▼

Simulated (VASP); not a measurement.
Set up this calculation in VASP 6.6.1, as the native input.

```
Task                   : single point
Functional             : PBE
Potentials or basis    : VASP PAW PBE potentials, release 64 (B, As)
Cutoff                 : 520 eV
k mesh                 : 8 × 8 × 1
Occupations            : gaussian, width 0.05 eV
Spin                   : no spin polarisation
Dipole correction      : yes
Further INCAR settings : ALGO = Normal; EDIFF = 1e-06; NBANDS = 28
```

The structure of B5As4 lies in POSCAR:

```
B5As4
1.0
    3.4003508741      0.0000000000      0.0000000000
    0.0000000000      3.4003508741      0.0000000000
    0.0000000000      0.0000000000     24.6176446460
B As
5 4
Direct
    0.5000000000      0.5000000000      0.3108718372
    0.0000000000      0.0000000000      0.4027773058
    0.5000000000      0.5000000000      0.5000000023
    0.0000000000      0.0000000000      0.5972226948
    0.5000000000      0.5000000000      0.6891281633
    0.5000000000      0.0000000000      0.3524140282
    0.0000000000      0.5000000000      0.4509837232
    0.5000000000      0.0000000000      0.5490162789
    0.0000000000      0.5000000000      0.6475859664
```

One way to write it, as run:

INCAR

▲

_ASSIGNMENT_
Beginning at the top of the data, extract each line through the line containing "One way to write" and return those lines exactly, with nothing added.

_ANSWER AREA_
Simulated (VASP); not a measurement.
Set up this calculation in VASP 6.6.1, as the native input.

```
Task                   : single point
Functional             : PBE
Potentials or basis    : VASP PAW PBE potentials, release 64 (B, As)
Cutoff                 : 520 eV
k mesh                 : 8 × 8 × 1
Occupations            : gaussian, width 0.05 eV
Spin                   : no spin polarisation
Dipole correction      : yes
Further INCAR settings : ALGO = Normal; EDIFF = 1e-06; NBANDS = 28
```

The structure of B5As4 lies in POSCAR:

```
B5As4
1.0
    3.4003508741      0.0000000000      0.0000000000
    0.0000000000      3.4003508741      0.0000000000
    0.0000000000      0.0000000000     24.6176446460
B As
5 4
Direct
    0.5000000000      0.5000000000      0.3108718372
    0.0000000000      0.0000000000      0.4027773058
    0.5000000000      0.5000000000      0.5000000023
    0.0000000000      0.0000000000      0.5972226948
    0.5000000000      0.5000000000      0.6891281633
    0.5000000000      0.0000000000      0.3524140282
    0.0000000000      0.5000000000      0.4509837232
    0.5000000000      0.0000000000      0.5490162789
    0.0000000000      0.5000000000      0.6475859664
```

One way to write it, as run:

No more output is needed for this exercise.